MATERIAL SHOWN:
——————
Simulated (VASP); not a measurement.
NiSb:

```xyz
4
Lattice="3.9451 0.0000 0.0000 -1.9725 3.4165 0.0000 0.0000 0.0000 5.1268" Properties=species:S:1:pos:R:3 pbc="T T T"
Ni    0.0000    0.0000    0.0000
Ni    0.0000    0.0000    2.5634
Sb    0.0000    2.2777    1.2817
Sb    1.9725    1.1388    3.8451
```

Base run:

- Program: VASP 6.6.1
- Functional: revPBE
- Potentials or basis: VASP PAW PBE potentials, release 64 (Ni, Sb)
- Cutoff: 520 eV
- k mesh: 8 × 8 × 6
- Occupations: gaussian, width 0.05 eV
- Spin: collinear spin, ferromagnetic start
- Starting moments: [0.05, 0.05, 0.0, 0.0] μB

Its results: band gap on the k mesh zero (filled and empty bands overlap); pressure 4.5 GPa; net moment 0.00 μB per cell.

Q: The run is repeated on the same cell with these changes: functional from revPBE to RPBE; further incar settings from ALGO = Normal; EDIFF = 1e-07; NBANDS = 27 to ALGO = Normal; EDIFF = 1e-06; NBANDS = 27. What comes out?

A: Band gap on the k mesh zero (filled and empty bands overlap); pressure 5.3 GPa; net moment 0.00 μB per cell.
——————

WORK REQUEST: Your task is to quote, without any alteration, the lines running from the top of the records to the line that holds "Q: The run is", both included.

TASK SOLUTION:
Simulated (VASP); not a measurement.
NiSb:

```xyz
4
Lattice="3.9451 0.0000 0.0000 -1.9725 3.4165 0.0000 0.0000 0.0000 5.1268" Properties=species:S:1:pos:R:3 pbc="T T T"
Ni    0.0000    0.0000    0.0000
Ni    0.0000    0.0000    2.5634
Sb    0.0000    2.2777    1.2817
Sb    1.9725    1.1388    3.8451
```

Base run:

- Program: VASP 6.6.1
- Functional: revPBE
- Potentials or basis: VASP PAW PBE potentials, release 64 (Ni, Sb)
- Cutoff: 520 eV
- k mesh: 8 × 8 × 6
- Occupations: gaussian, width 0.05 eV
- Spin: collinear spin, ferromagnetic start
- Starting moments: [0.05, 0.05, 0.0, 0.0] μB

Its results: band gap on the k mesh zero (filled and empty bands overlap); pressure 4.5 GPa; net moment 0.00 μB per cell.

Q: The run is repeated on the same cell with these changes: functional from revPBE to RPBE; further incar settings from ALGO = Normal; EDIFF = 1e-07; NBANDS = 27 to ALGO = Normal; EDIFF = 1e-06; NBANDS = 27. What comes out?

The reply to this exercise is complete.